▸ **Action item**: Beginning with the first line of the data below, set down each line exactly through the line that contains "How long does it take, and how much memory?".

▸ **Entries provided**:
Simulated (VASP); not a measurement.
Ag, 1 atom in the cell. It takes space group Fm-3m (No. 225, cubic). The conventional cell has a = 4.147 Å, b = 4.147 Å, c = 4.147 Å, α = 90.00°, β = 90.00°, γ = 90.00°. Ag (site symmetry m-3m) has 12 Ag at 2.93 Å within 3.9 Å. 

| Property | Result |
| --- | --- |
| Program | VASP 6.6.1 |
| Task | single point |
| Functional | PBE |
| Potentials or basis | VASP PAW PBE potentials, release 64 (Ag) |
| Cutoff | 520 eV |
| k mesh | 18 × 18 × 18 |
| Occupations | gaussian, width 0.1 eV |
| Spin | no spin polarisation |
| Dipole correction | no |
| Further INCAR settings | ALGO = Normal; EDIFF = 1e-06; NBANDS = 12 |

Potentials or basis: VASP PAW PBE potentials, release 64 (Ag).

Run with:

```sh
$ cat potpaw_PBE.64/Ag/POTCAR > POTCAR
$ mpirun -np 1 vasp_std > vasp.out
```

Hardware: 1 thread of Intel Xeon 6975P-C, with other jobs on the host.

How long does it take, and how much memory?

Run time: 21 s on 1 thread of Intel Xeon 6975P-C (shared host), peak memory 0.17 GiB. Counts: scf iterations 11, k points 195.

▸ **Written solution**:
Simulated (VASP); not a measurement.
Ag, 1 atom in the cell. It takes space group Fm-3m (No. 225, cubic). The conventional cell has a = 4.147 Å, b = 4.147 Å, c = 4.147 Å, α = 90.00°, β = 90.00°, γ = 90.00°. Ag (site symmetry m-3m) has 12 Ag at 2.93 Å within 3.9 Å. 

| Property | Result |
| --- | --- |
| Program | VASP 6.6.1 |
| Task | single point |
| Functional | PBE |
| Potentials or basis | VASP PAW PBE potentials, release 64 (Ag) |
| Cutoff | 520 eV |
| k mesh | 18 × 18 × 18 |
| Occupations | gaussian, width 0.1 eV |
| Spin | no spin polarisation |
| Dipole correction | no |
| Further INCAR settings | ALGO = Normal; EDIFF = 1e-06; NBANDS = 12 |

Potentials or basis: VASP PAW PBE potentials, release 64 (Ag).

Run with:

```sh
$ cat potpaw_PBE.64/Ag/POTCAR > POTCAR
$ mpirun -np 1 vasp_std > vasp.out
```

Hardware: 1 thread of Intel Xeon 6975P-C, with other jobs on the host.

How long does it take, and how much memory?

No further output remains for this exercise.